▶ [Work instruction] Reproduce the entries. Match every word.

▶ [Raw data]
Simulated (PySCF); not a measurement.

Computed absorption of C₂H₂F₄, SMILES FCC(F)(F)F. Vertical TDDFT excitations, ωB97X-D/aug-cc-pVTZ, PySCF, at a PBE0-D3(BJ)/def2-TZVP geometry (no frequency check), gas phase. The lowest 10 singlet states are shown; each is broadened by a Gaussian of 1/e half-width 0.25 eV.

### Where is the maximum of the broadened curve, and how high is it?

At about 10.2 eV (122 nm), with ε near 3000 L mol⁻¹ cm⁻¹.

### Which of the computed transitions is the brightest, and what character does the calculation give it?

▶ [Exercise solution]
Simulated (PySCF); not a measurement.

Computed absorption of C₂H₂F₄, SMILES FCC(F)(F)F. Vertical TDDFT excitations, ωB97X-D/aug-cc-pVTZ, PySCF, at a PBE0-D3(BJ)/def2-TZVP geometry (no frequency check), gas phase. The lowest 10 singlet states are shown; each is broadened by a Gaussian of 1/e half-width 0.25 eV.

### Where is the maximum of the broadened curve, and how high is it?

At about 10.2 eV (122 nm), with ε near 3000 L mol⁻¹ cm⁻¹.

### Which of the computed transitions is the brightest, and what character does the calculation give it?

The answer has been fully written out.